## TASK ITEM
Give again the entries below exactly, beginning at the first line and ending at the line with "The band gap".

================

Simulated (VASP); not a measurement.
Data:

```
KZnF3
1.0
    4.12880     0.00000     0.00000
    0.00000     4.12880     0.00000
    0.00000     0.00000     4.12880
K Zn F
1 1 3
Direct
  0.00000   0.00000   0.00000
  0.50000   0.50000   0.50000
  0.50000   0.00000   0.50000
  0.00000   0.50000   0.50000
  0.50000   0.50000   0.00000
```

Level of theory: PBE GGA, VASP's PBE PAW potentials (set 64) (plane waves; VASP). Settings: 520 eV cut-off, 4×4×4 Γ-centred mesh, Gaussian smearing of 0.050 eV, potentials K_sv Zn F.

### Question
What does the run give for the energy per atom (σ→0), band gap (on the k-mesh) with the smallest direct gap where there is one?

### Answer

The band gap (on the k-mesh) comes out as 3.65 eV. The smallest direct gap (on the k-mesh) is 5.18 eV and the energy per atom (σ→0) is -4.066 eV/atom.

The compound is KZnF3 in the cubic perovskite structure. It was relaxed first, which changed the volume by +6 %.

================

## REPLY
Simulated (VASP); not a measurement.
Data:

```
KZnF3
1.0
    4.12880     0.00000     0.00000
    0.00000     4.12880     0.00000
    0.00000     0.00000     4.12880
K Zn F
1 1 3
Direct
  0.00000   0.00000   0.00000
  0.50000   0.50000   0.50000
  0.50000   0.00000   0.50000
  0.00000   0.50000   0.50000
  0.50000   0.50000   0.00000
```

Level of theory: PBE GGA, VASP's PBE PAW potentials (set 64) (plane waves; VASP). Settings: 520 eV cut-off, 4×4×4 Γ-centred mesh, Gaussian smearing of 0.050 eV, potentials K_sv Zn F.

### Question
What does the run give for the energy per atom (σ→0), band gap (on the k-mesh) with the smallest direct gap where there is one?

### Answer

The band gap (on the k-mesh) comes out as 3.65 eV. The smallest direct gap (on the k-mesh) is 5.18 eV and the energy per atom (σ→0) is -4.066 eV/atom.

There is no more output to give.